• DATASET ENTRIES:
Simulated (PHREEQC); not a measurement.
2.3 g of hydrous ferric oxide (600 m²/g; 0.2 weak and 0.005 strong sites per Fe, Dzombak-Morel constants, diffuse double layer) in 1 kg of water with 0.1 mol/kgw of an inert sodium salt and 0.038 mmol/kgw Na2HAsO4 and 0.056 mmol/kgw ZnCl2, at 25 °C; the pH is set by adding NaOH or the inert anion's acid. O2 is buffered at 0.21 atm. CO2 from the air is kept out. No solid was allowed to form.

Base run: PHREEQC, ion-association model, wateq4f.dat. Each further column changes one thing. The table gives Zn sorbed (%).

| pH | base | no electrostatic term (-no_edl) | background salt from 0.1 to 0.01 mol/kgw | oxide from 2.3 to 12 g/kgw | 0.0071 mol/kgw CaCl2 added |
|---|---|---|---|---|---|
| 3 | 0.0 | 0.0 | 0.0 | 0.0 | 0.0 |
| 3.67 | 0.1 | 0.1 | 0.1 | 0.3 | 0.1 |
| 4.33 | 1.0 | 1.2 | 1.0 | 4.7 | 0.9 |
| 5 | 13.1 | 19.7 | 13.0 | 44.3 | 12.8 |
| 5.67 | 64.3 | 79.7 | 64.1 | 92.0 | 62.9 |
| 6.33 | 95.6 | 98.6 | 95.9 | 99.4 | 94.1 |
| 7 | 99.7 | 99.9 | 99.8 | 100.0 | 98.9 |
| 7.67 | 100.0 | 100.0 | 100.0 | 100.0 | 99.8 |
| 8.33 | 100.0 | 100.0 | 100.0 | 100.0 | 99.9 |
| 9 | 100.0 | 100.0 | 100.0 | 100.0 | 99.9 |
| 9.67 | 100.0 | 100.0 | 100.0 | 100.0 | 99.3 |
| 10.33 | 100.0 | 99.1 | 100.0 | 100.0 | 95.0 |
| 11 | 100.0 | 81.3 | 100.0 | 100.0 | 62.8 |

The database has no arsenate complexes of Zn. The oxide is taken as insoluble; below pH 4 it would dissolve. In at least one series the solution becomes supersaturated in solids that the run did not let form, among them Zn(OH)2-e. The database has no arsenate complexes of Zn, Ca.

• BRIEF: In the listing above, find the line with "0.0 | 0.0 | 0.0 |" and the line with "100.0 | 62.8 |". Output those two lines and every line between them, exactly as written.

• WORKED SOLUTION:
| 3 | 0.0 | 0.0 | 0.0 | 0.0 | 0.0 |
| 3.67 | 0.1 | 0.1 | 0.1 | 0.3 | 0.1 |
| 4.33 | 1.0 | 1.2 | 1.0 | 4.7 | 0.9 |
| 5 | 13.1 | 19.7 | 13.0 | 44.3 | 12.8 |
| 5.67 | 64.3 | 79.7 | 64.1 | 92.0 | 62.9 |
| 6.33 | 95.6 | 98.6 | 95.9 | 99.4 | 94.1 |
| 7 | 99.7 | 99.9 | 99.8 | 100.0 | 98.9 |
| 7.67 | 100.0 | 100.0 | 100.0 | 100.0 | 99.8 |
| 8.33 | 100.0 | 100.0 | 100.0 | 100.0 | 99.9 |
| 9 | 100.0 | 100.0 | 100.0 | 100.0 | 99.9 |
| 9.67 | 100.0 | 100.0 | 100.0 | 100.0 | 99.3 |
| 10.33 | 100.0 | 99.1 | 100.0 | 100.0 | 95.0 |
| 11 | 100.0 | 81.3 | 100.0 | 100.0 | 62.8 |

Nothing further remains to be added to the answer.